## [WORK REQUEST]
A word-for-word copy of the listing that follows is required.

----------
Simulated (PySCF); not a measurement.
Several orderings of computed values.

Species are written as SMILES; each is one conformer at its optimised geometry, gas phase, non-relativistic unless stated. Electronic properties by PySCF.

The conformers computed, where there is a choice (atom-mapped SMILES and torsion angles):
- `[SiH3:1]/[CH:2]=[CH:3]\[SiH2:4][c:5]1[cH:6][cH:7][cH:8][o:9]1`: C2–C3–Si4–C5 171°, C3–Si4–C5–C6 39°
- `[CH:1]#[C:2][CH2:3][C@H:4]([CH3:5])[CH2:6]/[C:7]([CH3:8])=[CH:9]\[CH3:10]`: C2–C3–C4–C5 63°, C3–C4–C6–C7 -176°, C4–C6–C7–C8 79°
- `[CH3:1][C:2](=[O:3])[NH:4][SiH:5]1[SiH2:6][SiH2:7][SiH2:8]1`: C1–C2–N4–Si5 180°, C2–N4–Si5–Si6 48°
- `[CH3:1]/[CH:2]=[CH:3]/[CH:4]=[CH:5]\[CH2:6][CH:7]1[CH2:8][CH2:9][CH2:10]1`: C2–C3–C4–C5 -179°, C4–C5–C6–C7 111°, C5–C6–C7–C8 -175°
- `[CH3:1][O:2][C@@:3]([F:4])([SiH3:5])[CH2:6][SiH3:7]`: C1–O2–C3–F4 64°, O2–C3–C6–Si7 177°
----------

## [PROBLEM SOLUTION]
Simulated (PySCF); not a measurement.
Several orderings of computed values.

Species are written as SMILES; each is one conformer at its optimised geometry, gas phase, non-relativistic unless stated. Electronic properties by PySCF.

The conformers computed, where there is a choice (atom-mapped SMILES and torsion angles):
- `[SiH3:1]/[CH:2]=[CH:3]\[SiH2:4][c:5]1[cH:6][cH:7][cH:8][o:9]1`: C2–C3–Si4–C5 171°, C3–Si4–C5–C6 39°
- `[CH:1]#[C:2][CH2:3][C@H:4]([CH3:5])[CH2:6]/[C:7]([CH3:8])=[CH:9]\[CH3:10]`: C2–C3–C4–C5 63°, C3–C4–C6–C7 -176°, C4–C6–C7–C8 79°
- `[CH3:1][C:2](=[O:3])[NH:4][SiH:5]1[SiH2:6][SiH2:7][SiH2:8]1`: C1–C2–N4–Si5 180°, C2–N4–Si5–Si6 48°
- `[CH3:1]/[CH:2]=[CH:3]/[CH:4]=[CH:5]\[CH2:6][CH:7]1[CH2:8][CH2:9][CH2:10]1`: C2–C3–C4–C5 -179°, C4–C5–C6–C7 111°, C5–C6–C7–C8 -175°
- `[CH3:1][O:2][C@@:3]([F:4])([SiH3:5])[CH2:6][SiH3:7]`: C1–O2–C3–F4 64°, O2–C3–C6–Si7 177°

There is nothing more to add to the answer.